→ ASSIGNMENT: An unaltered copy of the listing below is required.

→ RAW DATA:
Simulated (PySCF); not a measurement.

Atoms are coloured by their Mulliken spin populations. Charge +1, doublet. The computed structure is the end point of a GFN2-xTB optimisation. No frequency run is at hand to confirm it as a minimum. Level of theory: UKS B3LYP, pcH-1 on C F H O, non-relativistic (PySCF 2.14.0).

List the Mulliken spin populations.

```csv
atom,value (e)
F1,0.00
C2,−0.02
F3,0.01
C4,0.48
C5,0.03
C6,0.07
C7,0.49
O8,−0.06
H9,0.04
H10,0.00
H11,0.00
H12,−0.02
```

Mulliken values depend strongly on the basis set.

→ EXERCISE ANSWER:
Simulated (PySCF); not a measurement.

Atoms are coloured by their Mulliken spin populations. Charge +1, doublet. The computed structure is the end point of a GFN2-xTB optimisation. No frequency run is at hand to confirm it as a minimum. Level of theory: UKS B3LYP, pcH-1 on C F H O, non-relativistic (PySCF 2.14.0).

List the Mulliken spin populations.

```csv
atom,value (e)
F1,0.00
C2,−0.02
F3,0.01
C4,0.48
C5,0.03
C6,0.07
C7,0.49
O8,−0.06
H9,0.04
H10,0.00
H11,0.00
H12,−0.02
```

Mulliken values depend strongly on the basis set.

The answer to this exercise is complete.